## Study material:
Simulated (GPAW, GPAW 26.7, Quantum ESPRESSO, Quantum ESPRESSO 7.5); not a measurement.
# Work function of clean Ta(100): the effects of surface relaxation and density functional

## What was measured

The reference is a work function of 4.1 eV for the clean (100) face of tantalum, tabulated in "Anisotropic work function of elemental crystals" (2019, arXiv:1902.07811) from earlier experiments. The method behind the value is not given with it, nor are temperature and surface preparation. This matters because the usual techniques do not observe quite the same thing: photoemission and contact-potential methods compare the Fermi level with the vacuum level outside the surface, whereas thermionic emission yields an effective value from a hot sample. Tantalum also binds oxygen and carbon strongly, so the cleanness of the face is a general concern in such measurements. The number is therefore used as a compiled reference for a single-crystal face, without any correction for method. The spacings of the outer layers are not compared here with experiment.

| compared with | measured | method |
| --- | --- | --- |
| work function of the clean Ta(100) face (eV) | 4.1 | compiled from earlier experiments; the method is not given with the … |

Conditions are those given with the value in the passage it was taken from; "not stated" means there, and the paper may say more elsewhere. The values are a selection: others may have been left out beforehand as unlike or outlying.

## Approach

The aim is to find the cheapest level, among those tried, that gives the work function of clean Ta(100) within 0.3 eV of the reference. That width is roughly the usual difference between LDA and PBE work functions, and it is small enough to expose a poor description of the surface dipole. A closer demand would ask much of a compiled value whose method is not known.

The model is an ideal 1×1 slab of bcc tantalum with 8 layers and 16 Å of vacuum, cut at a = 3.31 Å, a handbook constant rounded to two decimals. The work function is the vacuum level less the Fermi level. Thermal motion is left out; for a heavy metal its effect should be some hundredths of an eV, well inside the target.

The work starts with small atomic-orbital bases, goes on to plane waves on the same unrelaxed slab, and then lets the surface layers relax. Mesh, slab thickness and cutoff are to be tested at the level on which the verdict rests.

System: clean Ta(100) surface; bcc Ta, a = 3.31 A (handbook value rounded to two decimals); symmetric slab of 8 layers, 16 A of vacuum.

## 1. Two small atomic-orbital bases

## Task item:
Your response should be the lines above from the first to the one containing "with the … |", inclusive, each given exactly.

## Answer box:
Simulated (GPAW, GPAW 26.7, Quantum ESPRESSO, Quantum ESPRESSO 7.5); not a measurement.
# Work function of clean Ta(100): the effects of surface relaxation and density functional

## What was measured

The reference is a work function of 4.1 eV for the clean (100) face of tantalum, tabulated in "Anisotropic work function of elemental crystals" (2019, arXiv:1902.07811) from earlier experiments. The method behind the value is not given with it, nor are temperature and surface preparation. This matters because the usual techniques do not observe quite the same thing: photoemission and contact-potential methods compare the Fermi level with the vacuum level outside the surface, whereas thermionic emission yields an effective value from a hot sample. Tantalum also binds oxygen and carbon strongly, so the cleanness of the face is a general concern in such measurements. The number is therefore used as a compiled reference for a single-crystal face, without any correction for method. The spacings of the outer layers are not compared here with experiment.

| compared with | measured | method |
| --- | --- | --- |
| work function of the clean Ta(100) face (eV) | 4.1 | compiled from earlier experiments; the method is not given with the … |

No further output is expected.